» **REQUIRED ACTION**
Counting the line with "Ansatz 0.2.0 |" as the last one, copy out the lines of the data exactly from the first onward.

» **SUPPLIED ENTRIES**
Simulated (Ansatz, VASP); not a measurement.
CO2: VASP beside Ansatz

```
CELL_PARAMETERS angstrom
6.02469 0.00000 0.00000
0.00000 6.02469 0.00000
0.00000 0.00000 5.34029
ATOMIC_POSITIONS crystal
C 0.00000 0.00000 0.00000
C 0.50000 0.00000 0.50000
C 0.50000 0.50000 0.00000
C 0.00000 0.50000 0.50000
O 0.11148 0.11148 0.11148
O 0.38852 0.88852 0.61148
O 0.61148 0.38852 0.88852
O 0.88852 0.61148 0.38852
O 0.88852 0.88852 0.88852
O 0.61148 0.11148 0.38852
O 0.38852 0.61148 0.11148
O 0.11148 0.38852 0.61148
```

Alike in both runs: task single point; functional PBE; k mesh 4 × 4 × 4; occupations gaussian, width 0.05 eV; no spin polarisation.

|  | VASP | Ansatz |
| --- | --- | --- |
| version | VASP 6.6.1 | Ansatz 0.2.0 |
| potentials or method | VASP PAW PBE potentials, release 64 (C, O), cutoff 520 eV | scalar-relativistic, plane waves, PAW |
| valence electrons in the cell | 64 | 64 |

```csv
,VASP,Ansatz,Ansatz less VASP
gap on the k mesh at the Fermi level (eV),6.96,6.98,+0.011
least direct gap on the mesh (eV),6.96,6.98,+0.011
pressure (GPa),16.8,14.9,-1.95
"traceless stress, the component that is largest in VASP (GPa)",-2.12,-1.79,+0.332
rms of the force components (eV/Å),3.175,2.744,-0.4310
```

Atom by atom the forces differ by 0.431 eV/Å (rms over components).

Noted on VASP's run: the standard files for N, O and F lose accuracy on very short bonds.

» **WORKED SOLUTION**
Simulated (Ansatz, VASP); not a measurement.
CO2: VASP beside Ansatz

```
CELL_PARAMETERS angstrom
6.02469 0.00000 0.00000
0.00000 6.02469 0.00000
0.00000 0.00000 5.34029
ATOMIC_POSITIONS crystal
C 0.00000 0.00000 0.00000
C 0.50000 0.00000 0.50000
C 0.50000 0.50000 0.00000
C 0.00000 0.50000 0.50000
O 0.11148 0.11148 0.11148
O 0.38852 0.88852 0.61148
O 0.61148 0.38852 0.88852
O 0.88852 0.61148 0.38852
O 0.88852 0.88852 0.88852
O 0.61148 0.11148 0.38852
O 0.38852 0.61148 0.11148
O 0.11148 0.38852 0.61148
```

Alike in both runs: task single point; functional PBE; k mesh 4 × 4 × 4; occupations gaussian, width 0.05 eV; no spin polarisation.

|  | VASP | Ansatz |
| --- | --- | --- |
| version | VASP 6.6.1 | Ansatz 0.2.0 |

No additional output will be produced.